Having read the listing below, repeat it exactly.

# # # # # # #

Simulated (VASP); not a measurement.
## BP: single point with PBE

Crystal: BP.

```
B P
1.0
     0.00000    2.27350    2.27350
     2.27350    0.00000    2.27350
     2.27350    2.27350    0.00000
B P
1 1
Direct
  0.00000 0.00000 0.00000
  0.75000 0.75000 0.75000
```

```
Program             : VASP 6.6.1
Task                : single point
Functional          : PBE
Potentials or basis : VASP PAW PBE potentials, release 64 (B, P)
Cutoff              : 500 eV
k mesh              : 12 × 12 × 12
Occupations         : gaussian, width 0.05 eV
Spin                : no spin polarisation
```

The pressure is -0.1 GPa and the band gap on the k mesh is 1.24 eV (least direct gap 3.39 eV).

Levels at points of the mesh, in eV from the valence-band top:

# # # # # # #

--- Task response ---
Simulated (VASP); not a measurement.
## BP: single point with PBE

Crystal: BP.

```
B P
1.0
     0.00000    2.27350    2.27350
     2.27350    0.00000    2.27350
     2.27350    2.27350    0.00000
B P
1 1
Direct
  0.00000 0.00000 0.00000
  0.75000 0.75000 0.75000
```

```
Program             : VASP 6.6.1
Task                : single point
Functional          : PBE
Potentials or basis : VASP PAW PBE potentials, release 64 (B, P)
Cutoff              : 500 eV
k mesh              : 12 × 12 × 12
Occupations         : gaussian, width 0.05 eV
Spin                : no spin polarisation
```

The pressure is -0.1 GPa and the band gap on the k mesh is 1.24 eV (least direct gap 3.39 eV).

Levels at points of the mesh, in eV from the valence-band top:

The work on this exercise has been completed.